→ **Brief**
For the data below, give again exactly the lines from the one containing "none | none | - |" through the one containing "the smearing closes.", both ends included, and no others.

→ **Record set**
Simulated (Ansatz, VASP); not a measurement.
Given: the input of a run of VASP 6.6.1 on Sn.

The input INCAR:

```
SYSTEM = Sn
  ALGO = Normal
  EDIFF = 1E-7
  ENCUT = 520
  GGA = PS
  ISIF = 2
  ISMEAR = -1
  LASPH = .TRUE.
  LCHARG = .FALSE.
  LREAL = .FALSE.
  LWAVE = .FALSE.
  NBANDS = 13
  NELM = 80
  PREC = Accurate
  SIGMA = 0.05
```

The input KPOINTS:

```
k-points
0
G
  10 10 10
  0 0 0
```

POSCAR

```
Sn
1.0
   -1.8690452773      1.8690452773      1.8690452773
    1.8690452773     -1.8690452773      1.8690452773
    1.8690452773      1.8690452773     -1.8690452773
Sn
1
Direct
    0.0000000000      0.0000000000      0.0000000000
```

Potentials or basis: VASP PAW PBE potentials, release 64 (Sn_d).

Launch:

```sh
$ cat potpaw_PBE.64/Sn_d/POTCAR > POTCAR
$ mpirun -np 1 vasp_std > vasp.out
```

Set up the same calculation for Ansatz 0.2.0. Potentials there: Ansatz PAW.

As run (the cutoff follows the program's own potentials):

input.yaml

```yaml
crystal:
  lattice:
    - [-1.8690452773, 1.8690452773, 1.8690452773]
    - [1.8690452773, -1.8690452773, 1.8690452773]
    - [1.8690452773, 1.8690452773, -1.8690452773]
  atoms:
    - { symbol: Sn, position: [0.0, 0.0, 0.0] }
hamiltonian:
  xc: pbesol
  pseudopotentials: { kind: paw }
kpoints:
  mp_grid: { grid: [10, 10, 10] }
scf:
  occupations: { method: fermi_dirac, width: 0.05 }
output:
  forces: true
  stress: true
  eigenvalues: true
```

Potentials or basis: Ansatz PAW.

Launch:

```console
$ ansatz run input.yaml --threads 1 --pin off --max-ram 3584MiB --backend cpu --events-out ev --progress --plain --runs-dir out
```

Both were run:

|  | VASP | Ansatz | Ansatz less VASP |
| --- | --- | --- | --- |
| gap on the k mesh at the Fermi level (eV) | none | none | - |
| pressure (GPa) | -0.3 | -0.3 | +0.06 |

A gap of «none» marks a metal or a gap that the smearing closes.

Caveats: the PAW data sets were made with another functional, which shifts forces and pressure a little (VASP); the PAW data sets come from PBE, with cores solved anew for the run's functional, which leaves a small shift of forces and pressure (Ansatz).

→ **Task answer**
| gap on the k mesh at the Fermi level (eV) | none | none | - |
| pressure (GPa) | -0.3 | -0.3 | +0.06 |

A gap of «none» marks a metal or a gap that the smearing closes.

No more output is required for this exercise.